▶ [Action item]:
Your answer should be the lines below from the one with "Species: C3H7ClO2Si2." to the one with "Density: PBE0/pcSseg-1 (PySCF);", both included, given again exactly and with nothing added.

________________________
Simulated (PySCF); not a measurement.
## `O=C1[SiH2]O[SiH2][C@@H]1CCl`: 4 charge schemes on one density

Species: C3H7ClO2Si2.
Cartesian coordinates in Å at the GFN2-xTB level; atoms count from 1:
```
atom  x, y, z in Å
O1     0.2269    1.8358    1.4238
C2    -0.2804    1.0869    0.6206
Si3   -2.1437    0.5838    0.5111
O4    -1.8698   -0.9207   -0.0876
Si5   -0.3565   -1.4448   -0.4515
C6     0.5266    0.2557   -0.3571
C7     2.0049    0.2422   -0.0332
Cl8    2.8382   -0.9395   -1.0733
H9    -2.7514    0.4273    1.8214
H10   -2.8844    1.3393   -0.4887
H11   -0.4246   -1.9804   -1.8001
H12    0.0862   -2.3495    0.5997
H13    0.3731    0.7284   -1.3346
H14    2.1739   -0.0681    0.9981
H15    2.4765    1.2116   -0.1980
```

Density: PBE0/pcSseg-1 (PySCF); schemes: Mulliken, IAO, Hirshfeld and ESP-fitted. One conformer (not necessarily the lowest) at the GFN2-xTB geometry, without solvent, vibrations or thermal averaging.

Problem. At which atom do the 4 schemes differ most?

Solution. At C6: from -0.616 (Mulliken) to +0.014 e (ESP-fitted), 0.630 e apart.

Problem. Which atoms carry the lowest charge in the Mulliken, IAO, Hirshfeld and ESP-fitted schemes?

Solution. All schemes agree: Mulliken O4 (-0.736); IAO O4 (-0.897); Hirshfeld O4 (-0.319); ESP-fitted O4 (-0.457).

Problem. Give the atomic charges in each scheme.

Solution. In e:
________________________

▶ [Task output]:
Species: C3H7ClO2Si2.
Cartesian coordinates in Å at the GFN2-xTB level; atoms count from 1:
```
atom  x, y, z in Å
O1     0.2269    1.8358    1.4238
C2    -0.2804    1.0869    0.6206
Si3   -2.1437    0.5838    0.5111
O4    -1.8698   -0.9207   -0.0876
Si5   -0.3565   -1.4448   -0.4515
C6     0.5266    0.2557   -0.3571
C7     2.0049    0.2422   -0.0332
Cl8    2.8382   -0.9395   -1.0733
H9    -2.7514    0.4273    1.8214
H10   -2.8844    1.3393   -0.4887
H11   -0.4246   -1.9804   -1.8001
H12    0.0862   -2.3495    0.5997
H13    0.3731    0.7284   -1.3346
H14    2.1739   -0.0681    0.9981
H15    2.4765    1.2116   -0.1980
```

Density: PBE0/pcSseg-1 (PySCF); schemes: Mulliken, IAO, Hirshfeld and ESP-fitted. One conformer (not necessarily the lowest) at the GFN2-xTB geometry, without solvent, vibrations or thermal averaging.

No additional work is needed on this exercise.